RECORD EXTRACTS —
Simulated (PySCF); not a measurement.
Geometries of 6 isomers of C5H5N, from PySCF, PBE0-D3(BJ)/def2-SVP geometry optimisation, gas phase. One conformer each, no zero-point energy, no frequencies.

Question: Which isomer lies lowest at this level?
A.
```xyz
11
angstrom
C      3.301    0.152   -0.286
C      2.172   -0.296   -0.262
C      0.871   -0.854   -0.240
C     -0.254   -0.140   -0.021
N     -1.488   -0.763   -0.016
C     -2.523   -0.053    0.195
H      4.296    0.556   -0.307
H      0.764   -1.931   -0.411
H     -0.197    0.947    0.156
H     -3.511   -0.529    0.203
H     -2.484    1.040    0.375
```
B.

WORK TASK — All of the material is to be duplicated exactly.

WRITTEN RESPONSE —
Simulated (PySCF); not a measurement.
Geometries of 6 isomers of C5H5N, from PySCF, PBE0-D3(BJ)/def2-SVP geometry optimisation, gas phase. One conformer each, no zero-point energy, no frequencies.

Question: Which isomer lies lowest at this level?
A.
```xyz
11
angstrom
C      3.301    0.152   -0.286
C      2.172   -0.296   -0.262
C      0.871   -0.854   -0.240
C     -0.254   -0.140   -0.021
N     -1.488   -0.763   -0.016
C     -2.523   -0.053    0.195
H      4.296    0.556   -0.307
H      0.764   -1.931   -0.411
H     -0.197    0.947    0.156
H     -3.511   -0.529    0.203
H     -2.484    1.040    0.375
```
B.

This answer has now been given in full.